Requirement - In your answer, every line of the records should be written out exactly.

■ ■ ■ ■ ■

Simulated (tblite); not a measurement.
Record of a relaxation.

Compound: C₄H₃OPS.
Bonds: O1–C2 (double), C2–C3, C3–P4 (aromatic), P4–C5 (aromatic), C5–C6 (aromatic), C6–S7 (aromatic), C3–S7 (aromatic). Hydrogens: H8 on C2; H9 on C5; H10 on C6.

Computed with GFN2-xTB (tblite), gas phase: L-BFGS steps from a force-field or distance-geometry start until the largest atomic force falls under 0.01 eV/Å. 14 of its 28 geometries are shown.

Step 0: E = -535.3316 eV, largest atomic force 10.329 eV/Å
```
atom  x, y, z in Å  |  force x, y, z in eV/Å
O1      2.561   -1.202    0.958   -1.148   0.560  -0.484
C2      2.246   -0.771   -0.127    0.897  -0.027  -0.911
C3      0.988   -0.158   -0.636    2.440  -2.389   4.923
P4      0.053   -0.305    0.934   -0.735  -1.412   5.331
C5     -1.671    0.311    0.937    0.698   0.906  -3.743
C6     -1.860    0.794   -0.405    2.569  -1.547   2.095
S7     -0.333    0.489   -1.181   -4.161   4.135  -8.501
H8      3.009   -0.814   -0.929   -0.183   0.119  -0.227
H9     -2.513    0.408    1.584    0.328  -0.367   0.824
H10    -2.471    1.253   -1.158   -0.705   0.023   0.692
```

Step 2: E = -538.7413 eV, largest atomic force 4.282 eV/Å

■ ■ ■ ■ ■

Answer area -
Simulated (tblite); not a measurement.
Record of a relaxation.

Compound: C₄H₃OPS.
Bonds: O1–C2 (double), C2–C3, C3–P4 (aromatic), P4–C5 (aromatic), C5–C6 (aromatic), C6–S7 (aromatic), C3–S7 (aromatic). Hydrogens: H8 on C2; H9 on C5; H10 on C6.

Computed with GFN2-xTB (tblite), gas phase: L-BFGS steps from a force-field or distance-geometry start until the largest atomic force falls under 0.01 eV/Å. 14 of its 28 geometries are shown.

Step 0: E = -535.3316 eV, largest atomic force 10.329 eV/Å
```
atom  x, y, z in Å  |  force x, y, z in eV/Å
O1      2.561   -1.202    0.958   -1.148   0.560  -0.484
C2      2.246   -0.771   -0.127    0.897  -0.027  -0.911
C3      0.988   -0.158   -0.636    2.440  -2.389   4.923
P4      0.053   -0.305    0.934   -0.735  -1.412   5.331
C5     -1.671    0.311    0.937    0.698   0.906  -3.743
C6     -1.860    0.794   -0.405    2.569  -1.547   2.095
S7     -0.333    0.489   -1.181   -4.161   4.135  -8.501
H8      3.009   -0.814   -0.929   -0.183   0.119  -0.227
H9     -2.513    0.408    1.584    0.328  -0.367   0.824
H10    -2.471    1.253   -1.158   -0.705   0.023   0.692
```

Step 2: E = -538.7413 eV, largest atomic force 4.282 eV/Å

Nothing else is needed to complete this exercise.